▸ **REQUIRED ACTION**:
Transcribe exactly the span of lines that begins the records and ends with the line holding "Q: Where does the relaxation end?", both boundary lines included.

***
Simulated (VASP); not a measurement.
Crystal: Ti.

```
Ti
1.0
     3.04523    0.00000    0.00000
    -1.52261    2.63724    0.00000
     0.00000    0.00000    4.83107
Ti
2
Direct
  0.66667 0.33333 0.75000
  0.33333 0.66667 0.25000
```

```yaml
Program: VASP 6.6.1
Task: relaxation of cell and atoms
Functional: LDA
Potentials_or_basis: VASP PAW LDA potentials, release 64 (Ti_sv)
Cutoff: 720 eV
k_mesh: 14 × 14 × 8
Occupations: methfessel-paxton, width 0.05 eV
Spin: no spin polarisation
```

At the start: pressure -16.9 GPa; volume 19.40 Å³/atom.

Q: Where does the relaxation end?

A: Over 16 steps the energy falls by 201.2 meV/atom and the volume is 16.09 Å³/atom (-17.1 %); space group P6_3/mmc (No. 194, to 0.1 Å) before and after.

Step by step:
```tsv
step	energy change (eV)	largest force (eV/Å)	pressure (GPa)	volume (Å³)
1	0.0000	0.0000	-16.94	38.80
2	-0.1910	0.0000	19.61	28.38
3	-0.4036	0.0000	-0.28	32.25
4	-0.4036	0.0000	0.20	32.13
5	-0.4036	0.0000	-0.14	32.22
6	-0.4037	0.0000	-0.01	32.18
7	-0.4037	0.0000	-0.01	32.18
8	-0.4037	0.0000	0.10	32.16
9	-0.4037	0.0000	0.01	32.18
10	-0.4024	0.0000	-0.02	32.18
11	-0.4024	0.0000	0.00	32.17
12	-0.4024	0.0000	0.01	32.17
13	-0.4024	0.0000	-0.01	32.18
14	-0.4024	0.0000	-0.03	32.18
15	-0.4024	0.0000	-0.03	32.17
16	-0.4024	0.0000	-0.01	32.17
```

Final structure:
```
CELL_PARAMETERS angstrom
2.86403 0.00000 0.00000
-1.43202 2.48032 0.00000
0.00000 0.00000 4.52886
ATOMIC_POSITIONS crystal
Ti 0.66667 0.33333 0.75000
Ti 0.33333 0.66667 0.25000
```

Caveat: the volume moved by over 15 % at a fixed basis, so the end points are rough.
***

▸ **EXERCISE RESPONSE**:
Simulated (VASP); not a measurement.
Crystal: Ti.

```
Ti
1.0
     3.04523    0.00000    0.00000
    -1.52261    2.63724    0.00000
     0.00000    0.00000    4.83107
Ti
2
Direct
  0.66667 0.33333 0.75000
  0.33333 0.66667 0.25000
```

```yaml
Program: VASP 6.6.1
Task: relaxation of cell and atoms
Functional: LDA
Potentials_or_basis: VASP PAW LDA potentials, release 64 (Ti_sv)
Cutoff: 720 eV
k_mesh: 14 × 14 × 8
Occupations: methfessel-paxton, width 0.05 eV
Spin: no spin polarisation
```

At the start: pressure -16.9 GPa; volume 19.40 Å³/atom.

Q: Where does the relaxation end?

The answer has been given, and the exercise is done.